• MATERIAL PROVIDED:
Start of Block
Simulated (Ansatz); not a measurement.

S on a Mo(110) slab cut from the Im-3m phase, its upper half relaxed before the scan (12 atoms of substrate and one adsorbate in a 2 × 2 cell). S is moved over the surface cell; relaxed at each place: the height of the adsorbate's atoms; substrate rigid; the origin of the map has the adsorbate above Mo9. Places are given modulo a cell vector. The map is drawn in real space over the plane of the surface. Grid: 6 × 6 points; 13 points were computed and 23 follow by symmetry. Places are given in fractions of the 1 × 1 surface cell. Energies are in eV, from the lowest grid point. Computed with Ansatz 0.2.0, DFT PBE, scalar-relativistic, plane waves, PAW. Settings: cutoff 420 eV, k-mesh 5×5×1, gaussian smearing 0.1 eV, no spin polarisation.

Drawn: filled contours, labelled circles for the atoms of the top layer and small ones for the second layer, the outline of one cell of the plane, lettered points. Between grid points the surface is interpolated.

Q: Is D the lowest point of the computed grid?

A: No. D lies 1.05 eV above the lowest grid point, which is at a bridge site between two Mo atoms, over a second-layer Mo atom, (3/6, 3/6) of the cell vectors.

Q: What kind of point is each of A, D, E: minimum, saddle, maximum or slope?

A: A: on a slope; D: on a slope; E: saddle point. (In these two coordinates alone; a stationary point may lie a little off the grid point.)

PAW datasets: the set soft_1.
End of Block

• ACTION ITEM:
Each line from the start of the listing through the line with "A: A: on a slope;" is to be restated verbatim, both ends included.

• SOLUTION:
Simulated (Ansatz); not a measurement.

S on a Mo(110) slab cut from the Im-3m phase, its upper half relaxed before the scan (12 atoms of substrate and one adsorbate in a 2 × 2 cell). S is moved over the surface cell; relaxed at each place: the height of the adsorbate's atoms; substrate rigid; the origin of the map has the adsorbate above Mo9. Places are given modulo a cell vector. The map is drawn in real space over the plane of the surface. Grid: 6 × 6 points; 13 points were computed and 23 follow by symmetry. Places are given in fractions of the 1 × 1 surface cell. Energies are in eV, from the lowest grid point. Computed with Ansatz 0.2.0, DFT PBE, scalar-relativistic, plane waves, PAW. Settings: cutoff 420 eV, k-mesh 5×5×1, gaussian smearing 0.1 eV, no spin polarisation.

Drawn: filled contours, labelled circles for the atoms of the top layer and small ones for the second layer, the outline of one cell of the plane, lettered points. Between grid points the surface is interpolated.

Q: Is D the lowest point of the computed grid?

A: No. D lies 1.05 eV above the lowest grid point, which is at a bridge site between two Mo atoms, over a second-layer Mo atom, (3/6, 3/6) of the cell vectors.

Q: What kind of point is each of A, D, E: minimum, saddle, maximum or slope?

A: A: on a slope; D: on a slope; E: saddle point. (In these two coordinates alone; a stationary point may lie a little off the grid point.)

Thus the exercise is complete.